### Brief
Lines to return, exactly: from the line with "C. ring C5–C6–O7–C8–N9" to the line with "F. ring C3–C4–C5–O7–C8–C9" in the entries below, both included.

********************
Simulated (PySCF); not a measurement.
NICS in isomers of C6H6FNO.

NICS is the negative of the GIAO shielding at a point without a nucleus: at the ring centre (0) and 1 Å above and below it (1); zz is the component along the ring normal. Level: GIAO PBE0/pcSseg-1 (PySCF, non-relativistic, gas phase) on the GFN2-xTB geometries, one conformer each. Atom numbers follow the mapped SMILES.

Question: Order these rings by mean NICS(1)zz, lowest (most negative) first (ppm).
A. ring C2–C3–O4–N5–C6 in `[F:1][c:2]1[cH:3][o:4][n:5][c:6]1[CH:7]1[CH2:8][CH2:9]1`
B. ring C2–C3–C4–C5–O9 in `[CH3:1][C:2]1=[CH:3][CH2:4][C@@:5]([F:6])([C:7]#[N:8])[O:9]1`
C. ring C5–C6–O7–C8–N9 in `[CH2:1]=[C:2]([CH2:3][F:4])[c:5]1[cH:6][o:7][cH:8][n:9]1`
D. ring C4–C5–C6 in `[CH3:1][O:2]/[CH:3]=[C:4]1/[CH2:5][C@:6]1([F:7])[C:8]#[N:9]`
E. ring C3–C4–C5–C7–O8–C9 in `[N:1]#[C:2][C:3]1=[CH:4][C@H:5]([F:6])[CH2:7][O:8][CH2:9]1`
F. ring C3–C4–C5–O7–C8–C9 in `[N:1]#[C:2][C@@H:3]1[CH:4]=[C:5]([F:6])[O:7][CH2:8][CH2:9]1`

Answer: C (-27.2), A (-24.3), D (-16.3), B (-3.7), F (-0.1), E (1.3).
********************

### Written response
C. ring C5–C6–O7–C8–N9 in `[CH2:1]=[C:2]([CH2:3][F:4])[c:5]1[cH:6][o:7][cH:8][n:9]1`
D. ring C4–C5–C6 in `[CH3:1][O:2]/[CH:3]=[C:4]1/[CH2:5][C@:6]1([F:7])[C:8]#[N:9]`
E. ring C3–C4–C5–C7–O8–C9 in `[N:1]#[C:2][C:3]1=[CH:4][C@H:5]([F:6])[CH2:7][O:8][CH2:9]1`
F. ring C3–C4–C5–O7–C8–C9 in `[N:1]#[C:2][C@@H:3]1[CH:4]=[C:5]([F:6])[O:7][CH2:8][CH2:9]1`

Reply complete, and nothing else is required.